■ WORK REQUEST: Repeat each record word for word.

■ DATA RECORDS:
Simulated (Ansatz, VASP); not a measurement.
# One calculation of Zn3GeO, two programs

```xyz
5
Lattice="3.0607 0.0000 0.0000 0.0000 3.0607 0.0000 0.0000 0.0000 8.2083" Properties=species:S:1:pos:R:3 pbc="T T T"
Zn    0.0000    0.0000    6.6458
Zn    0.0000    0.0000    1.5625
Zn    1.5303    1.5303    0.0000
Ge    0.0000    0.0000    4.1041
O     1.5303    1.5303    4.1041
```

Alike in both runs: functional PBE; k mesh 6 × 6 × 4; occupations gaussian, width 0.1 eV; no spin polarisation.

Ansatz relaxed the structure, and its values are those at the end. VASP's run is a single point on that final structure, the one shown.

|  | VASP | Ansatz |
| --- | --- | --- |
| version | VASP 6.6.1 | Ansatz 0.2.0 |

■ TASK RESPONSE:
Simulated (Ansatz, VASP); not a measurement.
# One calculation of Zn3GeO, two programs

```xyz
5
Lattice="3.0607 0.0000 0.0000 0.0000 3.0607 0.0000 0.0000 0.0000 8.2083" Properties=species:S:1:pos:R:3 pbc="T T T"
Zn    0.0000    0.0000    6.6458
Zn    0.0000    0.0000    1.5625
Zn    1.5303    1.5303    0.0000
Ge    0.0000    0.0000    4.1041
O     1.5303    1.5303    4.1041
```

Alike in both runs: functional PBE; k mesh 6 × 6 × 4; occupations gaussian, width 0.1 eV; no spin polarisation.

Ansatz relaxed the structure, and its values are those at the end. VASP's run is a single point on that final structure, the one shown.

|  | VASP | Ansatz |
| --- | --- | --- |
| version | VASP 6.6.1 | Ansatz 0.2.0 |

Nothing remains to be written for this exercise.